Work request: Retype all of the entries exactly as they appear.

Source information:
= = =

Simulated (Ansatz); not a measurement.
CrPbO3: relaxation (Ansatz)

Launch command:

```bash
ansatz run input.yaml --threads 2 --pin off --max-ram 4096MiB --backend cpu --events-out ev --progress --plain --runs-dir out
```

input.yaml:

= = =

Response area:
Simulated (Ansatz); not a measurement.
CrPbO3: relaxation (Ansatz)

Launch command:

```bash
ansatz run input.yaml --threads 2 --pin off --max-ram 4096MiB --backend cpu --events-out ev --progress --plain --runs-dir out
```

input.yaml:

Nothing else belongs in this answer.